····················

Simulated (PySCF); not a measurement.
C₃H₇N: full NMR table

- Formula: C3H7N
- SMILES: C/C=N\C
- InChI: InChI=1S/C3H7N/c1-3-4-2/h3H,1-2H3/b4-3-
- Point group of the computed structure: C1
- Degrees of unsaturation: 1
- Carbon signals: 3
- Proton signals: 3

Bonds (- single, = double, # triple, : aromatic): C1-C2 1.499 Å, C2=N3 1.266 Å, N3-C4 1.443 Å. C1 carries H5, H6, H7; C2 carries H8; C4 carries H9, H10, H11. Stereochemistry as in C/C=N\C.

····················

■ Work instruction
Line by line, copy the entries above exactly as they appear.

■ Exercise output
Simulated (PySCF); not a measurement.
C₃H₇N: full NMR table

- Formula: C3H7N
- SMILES: C/C=N\C
- InChI: InChI=1S/C3H7N/c1-3-4-2/h3H,1-2H3/b4-3-
- Point group of the computed structure: C1
- Degrees of unsaturation: 1
- Carbon signals: 3
- Proton signals: 3

Bonds (- single, = double, # triple, : aromatic): C1-C2 1.499 Å, C2=N3 1.266 Å, N3-C4 1.443 Å. C1 carries H5, H6, H7; C2 carries H8; C4 carries H9, H10, H11. Stereochemistry as in C/C=N\C.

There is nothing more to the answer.